§ **Given entries**
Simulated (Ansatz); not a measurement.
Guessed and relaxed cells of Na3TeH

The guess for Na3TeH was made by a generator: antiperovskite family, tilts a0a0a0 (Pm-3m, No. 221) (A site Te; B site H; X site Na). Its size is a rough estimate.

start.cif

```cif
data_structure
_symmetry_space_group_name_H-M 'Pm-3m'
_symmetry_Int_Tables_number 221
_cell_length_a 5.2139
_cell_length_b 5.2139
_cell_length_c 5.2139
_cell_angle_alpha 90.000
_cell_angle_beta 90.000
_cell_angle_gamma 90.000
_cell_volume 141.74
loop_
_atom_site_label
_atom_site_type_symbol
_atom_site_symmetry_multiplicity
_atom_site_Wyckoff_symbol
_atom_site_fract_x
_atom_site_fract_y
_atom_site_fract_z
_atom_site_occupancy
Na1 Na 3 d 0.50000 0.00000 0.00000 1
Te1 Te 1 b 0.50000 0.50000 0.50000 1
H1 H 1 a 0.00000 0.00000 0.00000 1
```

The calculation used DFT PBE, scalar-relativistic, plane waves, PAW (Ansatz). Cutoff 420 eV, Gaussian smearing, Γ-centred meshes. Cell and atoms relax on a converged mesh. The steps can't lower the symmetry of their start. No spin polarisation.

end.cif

§ **Action item**
For this exercise, output exactly the lines above from the line with "The guess for" to the line with "The calculation used", counting both, and leave out the rest.

§ **Answer area**
The guess for Na3TeH was made by a generator: antiperovskite family, tilts a0a0a0 (Pm-3m, No. 221) (A site Te; B site H; X site Na). Its size is a rough estimate.

start.cif

```cif
data_structure
_symmetry_space_group_name_H-M 'Pm-3m'
_symmetry_Int_Tables_number 221
_cell_length_a 5.2139
_cell_length_b 5.2139
_cell_length_c 5.2139
_cell_angle_alpha 90.000
_cell_angle_beta 90.000
_cell_angle_gamma 90.000
_cell_volume 141.74
loop_
_atom_site_label
_atom_site_type_symbol
_atom_site_symmetry_multiplicity
_atom_site_Wyckoff_symbol
_atom_site_fract_x
_atom_site_fract_y
_atom_site_fract_z
_atom_site_occupancy
Na1 Na 3 d 0.50000 0.00000 0.00000 1
Te1 Te 1 b 0.50000 0.50000 0.50000 1
H1 H 1 a 0.00000 0.00000 0.00000 1
```

The calculation used DFT PBE, scalar-relativistic, plane waves, PAW (Ansatz). Cutoff 420 eV, Gaussian smearing, Γ-centred meshes. Cell and atoms relax on a converged mesh. The steps can't lower the symmetry of their start. No spin polarisation.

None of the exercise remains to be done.